Work order: When every entry has been read, print each one back exactly.

Record extracts:
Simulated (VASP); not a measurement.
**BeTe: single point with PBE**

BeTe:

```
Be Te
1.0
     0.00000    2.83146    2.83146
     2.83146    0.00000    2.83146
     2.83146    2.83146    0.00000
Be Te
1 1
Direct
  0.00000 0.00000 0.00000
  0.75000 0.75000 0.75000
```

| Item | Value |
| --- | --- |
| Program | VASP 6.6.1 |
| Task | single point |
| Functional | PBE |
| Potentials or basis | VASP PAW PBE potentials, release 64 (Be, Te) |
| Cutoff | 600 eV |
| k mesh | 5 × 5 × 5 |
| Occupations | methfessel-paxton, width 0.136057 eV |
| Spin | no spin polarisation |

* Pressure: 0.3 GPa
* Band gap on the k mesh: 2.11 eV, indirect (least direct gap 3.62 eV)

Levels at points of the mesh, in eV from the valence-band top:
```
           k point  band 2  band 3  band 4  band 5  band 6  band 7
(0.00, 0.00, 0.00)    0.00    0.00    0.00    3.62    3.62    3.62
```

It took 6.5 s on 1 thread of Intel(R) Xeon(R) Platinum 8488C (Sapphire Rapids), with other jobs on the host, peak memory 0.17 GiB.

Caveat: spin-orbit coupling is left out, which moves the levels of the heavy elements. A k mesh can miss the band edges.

Exercise response:
Simulated (VASP); not a measurement.
**BeTe: single point with PBE**

BeTe:

```
Be Te
1.0
     0.00000    2.83146    2.83146
     2.83146    0.00000    2.83146
     2.83146    2.83146    0.00000
Be Te
1 1
Direct
  0.00000 0.00000 0.00000
  0.75000 0.75000 0.75000
```

| Item | Value |
| --- | --- |
| Program | VASP 6.6.1 |
| Task | single point |
| Functional | PBE |
| Potentials or basis | VASP PAW PBE potentials, release 64 (Be, Te) |
| Cutoff | 600 eV |
| k mesh | 5 × 5 × 5 |
| Occupations | methfessel-paxton, width 0.136057 eV |
| Spin | no spin polarisation |

* Pressure: 0.3 GPa
* Band gap on the k mesh: 2.11 eV, indirect (least direct gap 3.62 eV)

Levels at points of the mesh, in eV from the valence-band top:
```
           k point  band 2  band 3  band 4  band 5  band 6  band 7
(0.00, 0.00, 0.00)    0.00    0.00    0.00    3.62    3.62    3.62
```

It took 6.5 s on 1 thread of Intel(R) Xeon(R) Platinum 8488C (Sapphire Rapids), with other jobs on the host, peak memory 0.17 GiB.

Caveat: spin-orbit coupling is left out, which moves the levels of the heavy elements. A k mesh can miss the band edges.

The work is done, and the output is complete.